- BRIEF:
Starting at the top of the entries below, print each line exactly until the line with "How much energy" has been printed too.

- THE DATA:
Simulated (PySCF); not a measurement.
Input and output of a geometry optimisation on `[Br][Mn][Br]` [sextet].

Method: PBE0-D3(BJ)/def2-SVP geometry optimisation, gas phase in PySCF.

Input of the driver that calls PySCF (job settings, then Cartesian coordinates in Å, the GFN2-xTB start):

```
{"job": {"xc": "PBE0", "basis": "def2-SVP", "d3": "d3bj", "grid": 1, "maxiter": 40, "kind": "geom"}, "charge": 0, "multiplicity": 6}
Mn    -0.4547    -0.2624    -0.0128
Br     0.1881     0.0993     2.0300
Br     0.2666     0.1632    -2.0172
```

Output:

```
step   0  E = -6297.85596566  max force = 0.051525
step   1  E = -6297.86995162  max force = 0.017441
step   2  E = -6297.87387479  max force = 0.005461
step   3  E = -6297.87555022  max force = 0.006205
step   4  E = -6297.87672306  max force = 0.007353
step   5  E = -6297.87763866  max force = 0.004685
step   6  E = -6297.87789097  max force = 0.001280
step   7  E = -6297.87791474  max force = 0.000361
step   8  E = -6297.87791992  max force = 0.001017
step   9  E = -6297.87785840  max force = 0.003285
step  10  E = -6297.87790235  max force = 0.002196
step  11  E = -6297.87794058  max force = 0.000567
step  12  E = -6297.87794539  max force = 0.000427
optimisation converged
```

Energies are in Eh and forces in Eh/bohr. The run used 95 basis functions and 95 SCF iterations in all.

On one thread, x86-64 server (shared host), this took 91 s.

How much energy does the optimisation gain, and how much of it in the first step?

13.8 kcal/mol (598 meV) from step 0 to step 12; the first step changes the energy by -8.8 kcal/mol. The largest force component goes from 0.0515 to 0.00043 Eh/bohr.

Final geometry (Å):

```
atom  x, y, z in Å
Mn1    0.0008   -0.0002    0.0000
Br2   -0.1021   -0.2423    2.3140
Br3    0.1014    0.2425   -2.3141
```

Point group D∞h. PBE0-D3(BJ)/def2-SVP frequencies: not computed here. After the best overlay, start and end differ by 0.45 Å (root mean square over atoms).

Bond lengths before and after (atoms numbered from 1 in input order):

- TASK RESPONSE:
Simulated (PySCF); not a measurement.
Input and output of a geometry optimisation on `[Br][Mn][Br]` [sextet].

Method: PBE0-D3(BJ)/def2-SVP geometry optimisation, gas phase in PySCF.

Input of the driver that calls PySCF (job settings, then Cartesian coordinates in Å, the GFN2-xTB start):

```
{"job": {"xc": "PBE0", "basis": "def2-SVP", "d3": "d3bj", "grid": 1, "maxiter": 40, "kind": "geom"}, "charge": 0, "multiplicity": 6}
Mn    -0.4547    -0.2624    -0.0128
Br     0.1881     0.0993     2.0300
Br     0.2666     0.1632    -2.0172
```

Output:

```
step   0  E = -6297.85596566  max force = 0.051525
step   1  E = -6297.86995162  max force = 0.017441
step   2  E = -6297.87387479  max force = 0.005461
step   3  E = -6297.87555022  max force = 0.006205
step   4  E = -6297.87672306  max force = 0.007353
step   5  E = -6297.87763866  max force = 0.004685
step   6  E = -6297.87789097  max force = 0.001280
step   7  E = -6297.87791474  max force = 0.000361
step   8  E = -6297.87791992  max force = 0.001017
step   9  E = -6297.87785840  max force = 0.003285
step  10  E = -6297.87790235  max force = 0.002196
step  11  E = -6297.87794058  max force = 0.000567
step  12  E = -6297.87794539  max force = 0.000427
optimisation converged
```

Energies are in Eh and forces in Eh/bohr. The run used 95 basis functions and 95 SCF iterations in all.

On one thread, x86-64 server (shared host), this took 91 s.

How much energy does the optimisation gain, and how much of it in the first step?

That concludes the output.